------ Supplied material

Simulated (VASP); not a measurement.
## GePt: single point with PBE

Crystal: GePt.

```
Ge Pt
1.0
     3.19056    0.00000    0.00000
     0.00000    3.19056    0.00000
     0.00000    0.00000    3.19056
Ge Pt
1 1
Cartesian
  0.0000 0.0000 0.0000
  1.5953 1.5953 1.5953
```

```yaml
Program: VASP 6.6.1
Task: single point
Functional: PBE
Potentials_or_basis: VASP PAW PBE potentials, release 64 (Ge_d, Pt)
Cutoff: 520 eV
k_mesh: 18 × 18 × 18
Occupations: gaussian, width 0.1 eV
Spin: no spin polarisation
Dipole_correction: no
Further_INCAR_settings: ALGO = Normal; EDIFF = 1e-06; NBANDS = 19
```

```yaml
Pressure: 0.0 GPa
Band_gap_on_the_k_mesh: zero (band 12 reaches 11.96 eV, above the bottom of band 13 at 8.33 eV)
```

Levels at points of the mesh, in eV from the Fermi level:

------------

→ Work request:
Each line in the data is to be written out precisely.

→ Answer box:
Simulated (VASP); not a measurement.
## GePt: single point with PBE

Crystal: GePt.

```
Ge Pt
1.0
     3.19056    0.00000    0.00000
     0.00000    3.19056    0.00000
     0.00000    0.00000    3.19056
Ge Pt
1 1
Cartesian
  0.0000 0.0000 0.0000
  1.5953 1.5953 1.5953
```

```yaml
Program: VASP 6.6.1
Task: single point
Functional: PBE
Potentials_or_basis: VASP PAW PBE potentials, release 64 (Ge_d, Pt)
Cutoff: 520 eV
k_mesh: 18 × 18 × 18
Occupations: gaussian, width 0.1 eV
Spin: no spin polarisation
Dipole_correction: no
Further_INCAR_settings: ALGO = Normal; EDIFF = 1e-06; NBANDS = 19
```

```yaml
Pressure: 0.0 GPa
Band_gap_on_the_k_mesh: zero (band 12 reaches 11.96 eV, above the bottom of band 13 at 8.33 eV)
```

Levels at points of the mesh, in eV from the Fermi level:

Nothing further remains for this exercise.